__WORK ITEM__.
Every line of the data below needs to be reproduced exactly.

__PROVIDED DATA__.
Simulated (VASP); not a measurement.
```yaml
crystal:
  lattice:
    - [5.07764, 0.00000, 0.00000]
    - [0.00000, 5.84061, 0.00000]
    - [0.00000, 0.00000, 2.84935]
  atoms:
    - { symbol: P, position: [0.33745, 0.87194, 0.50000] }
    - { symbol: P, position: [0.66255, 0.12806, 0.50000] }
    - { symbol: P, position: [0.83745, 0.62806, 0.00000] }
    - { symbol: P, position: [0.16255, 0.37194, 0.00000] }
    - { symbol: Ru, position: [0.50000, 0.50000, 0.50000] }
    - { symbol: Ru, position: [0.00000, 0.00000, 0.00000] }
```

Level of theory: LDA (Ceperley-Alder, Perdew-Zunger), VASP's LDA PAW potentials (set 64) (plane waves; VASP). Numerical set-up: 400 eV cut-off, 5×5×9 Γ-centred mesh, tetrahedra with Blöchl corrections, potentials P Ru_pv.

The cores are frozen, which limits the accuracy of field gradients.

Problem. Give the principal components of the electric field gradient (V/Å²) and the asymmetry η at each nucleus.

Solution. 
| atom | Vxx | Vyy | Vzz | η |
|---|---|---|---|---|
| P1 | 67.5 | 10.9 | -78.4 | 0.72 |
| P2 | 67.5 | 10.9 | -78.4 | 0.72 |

__WRITTEN ANSWER__.
Simulated (VASP); not a measurement.
```yaml
crystal:
  lattice:
    - [5.07764, 0.00000, 0.00000]
    - [0.00000, 5.84061, 0.00000]
    - [0.00000, 0.00000, 2.84935]
  atoms:
    - { symbol: P, position: [0.33745, 0.87194, 0.50000] }
    - { symbol: P, position: [0.66255, 0.12806, 0.50000] }
    - { symbol: P, position: [0.83745, 0.62806, 0.00000] }
    - { symbol: P, position: [0.16255, 0.37194, 0.00000] }
    - { symbol: Ru, position: [0.50000, 0.50000, 0.50000] }
    - { symbol: Ru, position: [0.00000, 0.00000, 0.00000] }
```

Level of theory: LDA (Ceperley-Alder, Perdew-Zunger), VASP's LDA PAW potentials (set 64) (plane waves; VASP). Numerical set-up: 400 eV cut-off, 5×5×9 Γ-centred mesh, tetrahedra with Blöchl corrections, potentials P Ru_pv.

The cores are frozen, which limits the accuracy of field gradients.

Problem. Give the principal components of the electric field gradient (V/Å²) and the asymmetry η at each nucleus.

Solution. 
| atom | Vxx | Vyy | Vzz | η |
|---|---|---|---|---|
| P1 | 67.5 | 10.9 | -78.4 | 0.72 |
| P2 | 67.5 | 10.9 | -78.4 | 0.72 |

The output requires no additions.